Available data
■ ■ ■
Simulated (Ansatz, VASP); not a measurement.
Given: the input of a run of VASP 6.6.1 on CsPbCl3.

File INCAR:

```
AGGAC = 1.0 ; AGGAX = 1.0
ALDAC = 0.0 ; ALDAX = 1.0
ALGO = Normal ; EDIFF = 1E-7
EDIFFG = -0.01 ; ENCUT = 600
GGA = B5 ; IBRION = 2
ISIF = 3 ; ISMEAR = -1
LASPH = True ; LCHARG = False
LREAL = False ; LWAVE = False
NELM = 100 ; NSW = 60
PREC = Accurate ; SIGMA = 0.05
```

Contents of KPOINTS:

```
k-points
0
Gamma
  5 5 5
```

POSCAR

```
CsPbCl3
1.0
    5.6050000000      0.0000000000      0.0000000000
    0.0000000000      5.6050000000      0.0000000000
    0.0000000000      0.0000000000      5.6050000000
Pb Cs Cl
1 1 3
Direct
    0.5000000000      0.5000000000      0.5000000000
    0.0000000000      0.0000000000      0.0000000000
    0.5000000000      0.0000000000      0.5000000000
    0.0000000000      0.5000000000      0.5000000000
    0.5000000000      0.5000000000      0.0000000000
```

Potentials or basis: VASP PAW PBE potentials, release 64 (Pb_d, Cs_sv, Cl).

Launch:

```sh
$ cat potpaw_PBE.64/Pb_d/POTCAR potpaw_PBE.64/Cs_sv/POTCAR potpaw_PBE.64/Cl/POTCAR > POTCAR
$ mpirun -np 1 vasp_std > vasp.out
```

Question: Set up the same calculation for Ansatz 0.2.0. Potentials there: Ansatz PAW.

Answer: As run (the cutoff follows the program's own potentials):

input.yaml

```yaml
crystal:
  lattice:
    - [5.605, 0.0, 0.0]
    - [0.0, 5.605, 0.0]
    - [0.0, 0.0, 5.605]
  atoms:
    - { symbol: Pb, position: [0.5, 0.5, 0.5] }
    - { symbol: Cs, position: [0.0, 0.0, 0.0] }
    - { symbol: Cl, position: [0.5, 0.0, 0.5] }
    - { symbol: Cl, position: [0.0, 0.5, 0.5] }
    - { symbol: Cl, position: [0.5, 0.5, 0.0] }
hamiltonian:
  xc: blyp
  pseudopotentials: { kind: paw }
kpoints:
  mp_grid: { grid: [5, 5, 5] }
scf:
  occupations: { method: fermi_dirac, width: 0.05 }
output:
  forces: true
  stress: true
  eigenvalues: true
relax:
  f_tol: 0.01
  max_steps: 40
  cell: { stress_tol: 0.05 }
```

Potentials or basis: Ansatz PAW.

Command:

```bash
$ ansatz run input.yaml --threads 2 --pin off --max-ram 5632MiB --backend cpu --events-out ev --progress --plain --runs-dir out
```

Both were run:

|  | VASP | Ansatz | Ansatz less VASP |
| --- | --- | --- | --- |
■ ■ ■

Copy the material above word for word, taking the first line, the line containing "Question: Set up", and every line between them, and nothing else.

Simulated (Ansatz, VASP); not a measurement.
Given: the input of a run of VASP 6.6.1 on CsPbCl3.

File INCAR:

```
AGGAC = 1.0 ; AGGAX = 1.0
ALDAC = 0.0 ; ALDAX = 1.0
ALGO = Normal ; EDIFF = 1E-7
EDIFFG = -0.01 ; ENCUT = 600
GGA = B5 ; IBRION = 2
ISIF = 3 ; ISMEAR = -1
LASPH = True ; LCHARG = False
LREAL = False ; LWAVE = False
NELM = 100 ; NSW = 60
PREC = Accurate ; SIGMA = 0.05
```

Contents of KPOINTS:

```
k-points
0
Gamma
  5 5 5
```

POSCAR

```
CsPbCl3
1.0
    5.6050000000      0.0000000000      0.0000000000
    0.0000000000      5.6050000000      0.0000000000
    0.0000000000      0.0000000000      5.6050000000
Pb Cs Cl
1 1 3
Direct
    0.5000000000      0.5000000000      0.5000000000
    0.0000000000      0.0000000000      0.0000000000
    0.5000000000      0.0000000000      0.5000000000
    0.0000000000      0.5000000000      0.5000000000
    0.5000000000      0.5000000000      0.0000000000
```

Potentials or basis: VASP PAW PBE potentials, release 64 (Pb_d, Cs_sv, Cl).

Launch:

```sh
$ cat potpaw_PBE.64/Pb_d/POTCAR potpaw_PBE.64/Cs_sv/POTCAR potpaw_PBE.64/Cl/POTCAR > POTCAR
$ mpirun -np 1 vasp_std > vasp.out
```

Question: Set up the same calculation for Ansatz 0.2.0. Potentials there: Ansatz PAW.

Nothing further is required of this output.